[Supplied material Boundary: Start]
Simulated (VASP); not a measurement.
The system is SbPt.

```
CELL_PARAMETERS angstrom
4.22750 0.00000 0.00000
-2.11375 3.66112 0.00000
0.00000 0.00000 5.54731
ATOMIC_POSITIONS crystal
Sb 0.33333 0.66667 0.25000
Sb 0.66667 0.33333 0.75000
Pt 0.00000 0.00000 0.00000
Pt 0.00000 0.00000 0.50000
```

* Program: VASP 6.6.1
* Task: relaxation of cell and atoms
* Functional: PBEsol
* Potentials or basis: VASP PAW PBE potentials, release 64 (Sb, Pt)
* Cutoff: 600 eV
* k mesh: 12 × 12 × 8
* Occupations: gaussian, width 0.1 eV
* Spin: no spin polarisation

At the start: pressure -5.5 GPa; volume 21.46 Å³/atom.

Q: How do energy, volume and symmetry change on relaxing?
[Supplied material Boundary: End]

### Activity
Reproduce only the lines from the top of the material through the one bearing "At the start: pressure", each exactly as it stands.

### Answer area
Simulated (VASP); not a measurement.
The system is SbPt.

```
CELL_PARAMETERS angstrom
4.22750 0.00000 0.00000
-2.11375 3.66112 0.00000
0.00000 0.00000 5.54731
ATOMIC_POSITIONS crystal
Sb 0.33333 0.66667 0.25000
Sb 0.66667 0.33333 0.75000
Pt 0.00000 0.00000 0.00000
Pt 0.00000 0.00000 0.50000
```

* Program: VASP 6.6.1
* Task: relaxation of cell and atoms
* Functional: PBEsol
* Potentials or basis: VASP PAW PBE potentials, release 64 (Sb, Pt)
* Cutoff: 600 eV
* k mesh: 12 × 12 × 8
* Occupations: gaussian, width 0.1 eV
* Spin: no spin polarisation

At the start: pressure -5.5 GPa; volume 21.46 Å³/atom.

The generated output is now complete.